Work task:
Repeat the first line of the listing and each line after it, exactly, through the line containing "# LiF (NiAs".

- Opening Delimiter -
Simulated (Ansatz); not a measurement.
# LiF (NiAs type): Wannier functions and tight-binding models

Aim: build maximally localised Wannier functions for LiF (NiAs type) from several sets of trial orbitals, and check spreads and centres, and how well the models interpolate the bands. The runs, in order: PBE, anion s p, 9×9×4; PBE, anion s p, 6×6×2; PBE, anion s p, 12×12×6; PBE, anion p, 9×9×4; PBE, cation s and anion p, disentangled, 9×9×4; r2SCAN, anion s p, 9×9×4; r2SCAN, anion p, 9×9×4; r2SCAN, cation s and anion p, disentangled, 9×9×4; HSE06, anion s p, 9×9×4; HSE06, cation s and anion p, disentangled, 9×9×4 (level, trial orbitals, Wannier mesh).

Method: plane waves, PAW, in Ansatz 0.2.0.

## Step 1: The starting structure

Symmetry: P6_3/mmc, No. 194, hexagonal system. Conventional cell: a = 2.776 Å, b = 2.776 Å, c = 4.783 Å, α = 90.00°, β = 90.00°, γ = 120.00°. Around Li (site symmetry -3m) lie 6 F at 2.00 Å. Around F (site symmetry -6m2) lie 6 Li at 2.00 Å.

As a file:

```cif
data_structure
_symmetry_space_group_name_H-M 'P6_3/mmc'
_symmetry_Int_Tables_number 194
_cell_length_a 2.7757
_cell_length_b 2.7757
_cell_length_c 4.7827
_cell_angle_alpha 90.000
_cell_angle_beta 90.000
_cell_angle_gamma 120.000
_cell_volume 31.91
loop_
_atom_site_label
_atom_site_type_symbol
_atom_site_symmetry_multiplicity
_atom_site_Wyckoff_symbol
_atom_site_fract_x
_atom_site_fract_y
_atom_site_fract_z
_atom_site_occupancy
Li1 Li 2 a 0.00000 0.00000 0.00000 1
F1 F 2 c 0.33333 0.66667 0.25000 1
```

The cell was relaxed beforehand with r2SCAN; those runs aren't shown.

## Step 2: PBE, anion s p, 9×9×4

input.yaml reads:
- Closing Delimiter -

Solution:
Simulated (Ansatz); not a measurement.
# LiF (NiAs type): Wannier functions and tight-binding models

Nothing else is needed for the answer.